● **Given information**
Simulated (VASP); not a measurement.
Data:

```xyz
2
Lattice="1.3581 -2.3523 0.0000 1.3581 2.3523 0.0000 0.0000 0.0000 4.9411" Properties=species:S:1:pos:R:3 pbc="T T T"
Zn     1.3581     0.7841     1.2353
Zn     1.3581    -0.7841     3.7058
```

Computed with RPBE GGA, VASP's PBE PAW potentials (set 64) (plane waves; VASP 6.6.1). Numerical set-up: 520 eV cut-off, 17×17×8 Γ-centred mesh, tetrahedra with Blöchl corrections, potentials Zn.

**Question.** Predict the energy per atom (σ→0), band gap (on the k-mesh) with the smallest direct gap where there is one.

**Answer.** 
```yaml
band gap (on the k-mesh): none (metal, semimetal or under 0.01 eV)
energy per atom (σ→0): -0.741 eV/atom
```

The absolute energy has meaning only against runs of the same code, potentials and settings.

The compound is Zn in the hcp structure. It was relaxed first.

● **Assignment**
Begin at the line that has "there is one." in the entries above; stop after the line that has "The absolute energy". Transcribe exactly those lines and no others.

● **Task solution**
**Question.** Predict the energy per atom (σ→0), band gap (on the k-mesh) with the smallest direct gap where there is one.

**Answer.** 
```yaml
band gap (on the k-mesh): none (metal, semimetal or under 0.01 eV)
energy per atom (σ→0): -0.741 eV/atom
```

The absolute energy has meaning only against runs of the same code, potentials and settings.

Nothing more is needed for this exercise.